- [Exercise]: Only an exact repetition of the entries counts as an answer.

────────────────────
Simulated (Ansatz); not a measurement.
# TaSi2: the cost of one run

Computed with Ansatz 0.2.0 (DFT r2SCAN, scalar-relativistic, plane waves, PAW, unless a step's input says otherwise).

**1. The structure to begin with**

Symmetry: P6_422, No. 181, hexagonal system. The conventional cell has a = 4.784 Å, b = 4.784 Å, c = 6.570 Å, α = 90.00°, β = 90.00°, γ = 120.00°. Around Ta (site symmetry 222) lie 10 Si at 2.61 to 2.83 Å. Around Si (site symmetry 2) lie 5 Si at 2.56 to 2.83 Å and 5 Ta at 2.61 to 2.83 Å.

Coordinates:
────────────────────

- [Answer space]:
Simulated (Ansatz); not a measurement.
# TaSi2: the cost of one run

Computed with Ansatz 0.2.0 (DFT r2SCAN, scalar-relativistic, plane waves, PAW, unless a step's input says otherwise).

**1. The structure to begin with**

Symmetry: P6_422, No. 181, hexagonal system. The conventional cell has a = 4.784 Å, b = 4.784 Å, c = 6.570 Å, α = 90.00°, β = 90.00°, γ = 120.00°. Around Ta (site symmetry 222) lie 10 Si at 2.61 to 2.83 Å. Around Si (site symmetry 2) lie 5 Si at 2.56 to 2.83 Å and 5 Ta at 2.61 to 2.83 Å.

Coordinates:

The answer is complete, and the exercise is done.